- [Activity] Set down all of the records exactly.

- [Data to examine]
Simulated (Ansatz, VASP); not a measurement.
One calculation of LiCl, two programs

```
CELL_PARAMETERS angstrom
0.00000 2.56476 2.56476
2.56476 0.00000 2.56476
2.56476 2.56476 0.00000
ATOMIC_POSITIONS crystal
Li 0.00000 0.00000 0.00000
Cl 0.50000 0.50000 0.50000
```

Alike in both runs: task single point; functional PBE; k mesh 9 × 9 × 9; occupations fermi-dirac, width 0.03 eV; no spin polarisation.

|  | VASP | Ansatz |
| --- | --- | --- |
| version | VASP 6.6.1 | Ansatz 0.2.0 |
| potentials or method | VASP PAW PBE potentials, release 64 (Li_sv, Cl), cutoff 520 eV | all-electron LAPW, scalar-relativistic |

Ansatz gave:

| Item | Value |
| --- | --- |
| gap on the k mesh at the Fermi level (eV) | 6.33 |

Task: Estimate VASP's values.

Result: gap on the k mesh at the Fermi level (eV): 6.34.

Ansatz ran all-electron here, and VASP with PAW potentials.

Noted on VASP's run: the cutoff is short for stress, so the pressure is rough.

- [Task response]
Simulated (Ansatz, VASP); not a measurement.
One calculation of LiCl, two programs

```
CELL_PARAMETERS angstrom
0.00000 2.56476 2.56476
2.56476 0.00000 2.56476
2.56476 2.56476 0.00000
ATOMIC_POSITIONS crystal
Li 0.00000 0.00000 0.00000
Cl 0.50000 0.50000 0.50000
```

Alike in both runs: task single point; functional PBE; k mesh 9 × 9 × 9; occupations fermi-dirac, width 0.03 eV; no spin polarisation.

|  | VASP | Ansatz |
| --- | --- | --- |
| version | VASP 6.6.1 | Ansatz 0.2.0 |
| potentials or method | VASP PAW PBE potentials, release 64 (Li_sv, Cl), cutoff 520 eV | all-electron LAPW, scalar-relativistic |

Ansatz gave:

| Item | Value |
| --- | --- |
| gap on the k mesh at the Fermi level (eV) | 6.33 |

Task: Estimate VASP's values.

Result: gap on the k mesh at the Fermi level (eV): 6.34.

Ansatz ran all-electron here, and VASP with PAW potentials.

Noted on VASP's run: the cutoff is short for stress, so the pressure is rough.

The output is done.